__Entries supplied__.
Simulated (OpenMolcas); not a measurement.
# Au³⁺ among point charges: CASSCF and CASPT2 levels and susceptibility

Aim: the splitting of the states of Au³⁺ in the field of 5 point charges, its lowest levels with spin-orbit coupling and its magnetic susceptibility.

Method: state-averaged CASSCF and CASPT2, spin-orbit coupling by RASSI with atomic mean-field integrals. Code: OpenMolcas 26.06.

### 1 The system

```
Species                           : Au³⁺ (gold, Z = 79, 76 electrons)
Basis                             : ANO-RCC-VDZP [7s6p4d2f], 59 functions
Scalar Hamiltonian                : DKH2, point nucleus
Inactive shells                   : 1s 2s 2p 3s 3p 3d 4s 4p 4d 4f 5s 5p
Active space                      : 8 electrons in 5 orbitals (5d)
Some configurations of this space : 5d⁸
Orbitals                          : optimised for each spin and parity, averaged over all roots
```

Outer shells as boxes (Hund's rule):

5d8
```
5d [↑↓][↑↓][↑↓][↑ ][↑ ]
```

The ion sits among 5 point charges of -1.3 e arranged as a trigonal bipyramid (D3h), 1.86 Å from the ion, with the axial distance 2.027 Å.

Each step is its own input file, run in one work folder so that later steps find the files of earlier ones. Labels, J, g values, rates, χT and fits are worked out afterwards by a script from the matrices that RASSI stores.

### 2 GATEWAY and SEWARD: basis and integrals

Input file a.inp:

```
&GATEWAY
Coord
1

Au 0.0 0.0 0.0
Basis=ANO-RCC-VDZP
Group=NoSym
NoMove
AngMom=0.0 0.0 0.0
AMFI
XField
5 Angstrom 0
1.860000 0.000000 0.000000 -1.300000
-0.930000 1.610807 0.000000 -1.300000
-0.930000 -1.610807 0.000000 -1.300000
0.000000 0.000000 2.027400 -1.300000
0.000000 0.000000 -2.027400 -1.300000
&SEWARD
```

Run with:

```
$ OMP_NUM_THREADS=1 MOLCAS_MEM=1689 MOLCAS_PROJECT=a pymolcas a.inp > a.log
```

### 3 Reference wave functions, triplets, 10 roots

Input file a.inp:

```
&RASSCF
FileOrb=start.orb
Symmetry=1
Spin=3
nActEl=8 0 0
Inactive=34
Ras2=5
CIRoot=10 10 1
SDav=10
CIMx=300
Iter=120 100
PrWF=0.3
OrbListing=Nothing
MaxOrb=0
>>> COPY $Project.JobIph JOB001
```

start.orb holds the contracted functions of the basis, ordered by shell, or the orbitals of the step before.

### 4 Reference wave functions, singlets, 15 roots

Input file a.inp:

__Work request__. Extract, please, the lines from the start of the entries above through the one with "Method: state-averaged CASSCF", both included, reproducing each exactly and adding nothing.

__Response area__.
Simulated (OpenMolcas); not a measurement.
# Au³⁺ among point charges: CASSCF and CASPT2 levels and susceptibility

Aim: the splitting of the states of Au³⁺ in the field of 5 point charges, its lowest levels with spin-orbit coupling and its magnetic susceptibility.

Method: state-averaged CASSCF and CASPT2, spin-orbit coupling by RASSI with atomic mean-field integrals. Code: OpenMolcas 26.06.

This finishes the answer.